> Work task
The lines from the start of the data through the line with "Result: Only with" are to be returned verbatim; all later lines are to be omitted.

> Information shown
########################################
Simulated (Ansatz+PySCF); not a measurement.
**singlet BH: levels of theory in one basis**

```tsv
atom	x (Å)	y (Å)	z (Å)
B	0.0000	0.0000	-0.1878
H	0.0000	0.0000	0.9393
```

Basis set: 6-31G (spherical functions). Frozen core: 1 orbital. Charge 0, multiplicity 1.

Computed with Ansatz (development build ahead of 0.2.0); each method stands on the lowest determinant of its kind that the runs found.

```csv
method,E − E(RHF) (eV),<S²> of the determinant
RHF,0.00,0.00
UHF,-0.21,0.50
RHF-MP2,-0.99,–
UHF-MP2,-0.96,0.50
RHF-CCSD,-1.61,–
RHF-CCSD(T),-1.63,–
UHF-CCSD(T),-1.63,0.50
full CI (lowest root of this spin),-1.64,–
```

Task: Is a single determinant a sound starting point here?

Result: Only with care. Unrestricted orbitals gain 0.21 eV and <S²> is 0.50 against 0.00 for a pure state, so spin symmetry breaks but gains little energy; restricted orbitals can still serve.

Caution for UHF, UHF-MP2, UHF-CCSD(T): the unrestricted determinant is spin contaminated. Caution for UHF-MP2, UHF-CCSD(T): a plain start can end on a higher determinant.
########################################

> Exercise solution
Simulated (Ansatz+PySCF); not a measurement.
**singlet BH: levels of theory in one basis**

```tsv
atom	x (Å)	y (Å)	z (Å)
B	0.0000	0.0000	-0.1878
H	0.0000	0.0000	0.9393
```

Basis set: 6-31G (spherical functions). Frozen core: 1 orbital. Charge 0, multiplicity 1.

Computed with Ansatz (development build ahead of 0.2.0); each method stands on the lowest determinant of its kind that the runs found.

```csv
method,E − E(RHF) (eV),<S²> of the determinant
RHF,0.00,0.00
UHF,-0.21,0.50
RHF-MP2,-0.99,–
UHF-MP2,-0.96,0.50
RHF-CCSD,-1.61,–
RHF-CCSD(T),-1.63,–
UHF-CCSD(T),-1.63,0.50
full CI (lowest root of this spin),-1.64,–
```

Task: Is a single determinant a sound starting point here?

Result: Only with care. Unrestricted orbitals gain 0.21 eV and <S²> is 0.50 against 0.00 for a pure state, so spin symmetry breaks but gains little energy; restricted orbitals can still serve.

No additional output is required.